### Raw data
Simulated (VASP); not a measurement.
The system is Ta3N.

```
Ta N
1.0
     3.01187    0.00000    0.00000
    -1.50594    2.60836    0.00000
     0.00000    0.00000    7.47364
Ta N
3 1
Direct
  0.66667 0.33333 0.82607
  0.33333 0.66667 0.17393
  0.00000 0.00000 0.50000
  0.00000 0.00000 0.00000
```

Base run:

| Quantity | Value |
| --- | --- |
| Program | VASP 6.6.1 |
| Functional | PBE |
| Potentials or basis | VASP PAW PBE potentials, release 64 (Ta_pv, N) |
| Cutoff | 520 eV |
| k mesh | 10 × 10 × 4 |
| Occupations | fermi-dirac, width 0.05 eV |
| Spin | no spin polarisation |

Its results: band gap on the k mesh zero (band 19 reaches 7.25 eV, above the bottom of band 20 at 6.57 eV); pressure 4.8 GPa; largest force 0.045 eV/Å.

### Activity
Nothing but an exact copy of the lines from the start of the entries through the line containing "spin polarisation |" belongs in the response.

### Expected answer
Simulated (VASP); not a measurement.
The system is Ta3N.

```
Ta N
1.0
     3.01187    0.00000    0.00000
    -1.50594    2.60836    0.00000
     0.00000    0.00000    7.47364
Ta N
3 1
Direct
  0.66667 0.33333 0.82607
  0.33333 0.66667 0.17393
  0.00000 0.00000 0.50000
  0.00000 0.00000 0.00000
```

Base run:

| Quantity | Value |
| --- | --- |
| Program | VASP 6.6.1 |
| Functional | PBE |
| Potentials or basis | VASP PAW PBE potentials, release 64 (Ta_pv, N) |
| Cutoff | 520 eV |
| k mesh | 10 × 10 × 4 |
| Occupations | fermi-dirac, width 0.05 eV |
| Spin | no spin polarisation |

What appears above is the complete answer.